= Beginning of Section =

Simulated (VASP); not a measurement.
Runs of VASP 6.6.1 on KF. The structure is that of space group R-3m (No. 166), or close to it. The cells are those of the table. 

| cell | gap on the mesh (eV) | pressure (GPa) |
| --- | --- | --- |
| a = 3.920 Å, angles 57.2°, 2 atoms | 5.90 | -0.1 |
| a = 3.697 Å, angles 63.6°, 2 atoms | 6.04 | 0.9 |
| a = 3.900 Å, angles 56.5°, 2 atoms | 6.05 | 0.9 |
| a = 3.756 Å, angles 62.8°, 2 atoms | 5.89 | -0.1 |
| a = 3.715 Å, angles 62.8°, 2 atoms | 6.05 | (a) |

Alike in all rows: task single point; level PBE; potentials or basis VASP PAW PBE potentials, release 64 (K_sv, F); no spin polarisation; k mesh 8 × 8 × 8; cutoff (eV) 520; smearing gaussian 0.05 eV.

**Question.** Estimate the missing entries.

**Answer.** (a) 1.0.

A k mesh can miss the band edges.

= End of Section =

[REQUIREMENT]: Reproduce the entries exactly, starting at their first line and stopping after the line with "atoms | 6.05 | (a) |".

[RESPONSE AREA]:
Simulated (VASP); not a measurement.
Runs of VASP 6.6.1 on KF. The structure is that of space group R-3m (No. 166), or close to it. The cells are those of the table. 

| cell | gap on the mesh (eV) | pressure (GPa) |
| --- | --- | --- |
| a = 3.920 Å, angles 57.2°, 2 atoms | 5.90 | -0.1 |
| a = 3.697 Å, angles 63.6°, 2 atoms | 6.04 | 0.9 |
| a = 3.900 Å, angles 56.5°, 2 atoms | 6.05 | 0.9 |
| a = 3.756 Å, angles 62.8°, 2 atoms | 5.89 | -0.1 |
| a = 3.715 Å, angles 62.8°, 2 atoms | 6.05 | (a) |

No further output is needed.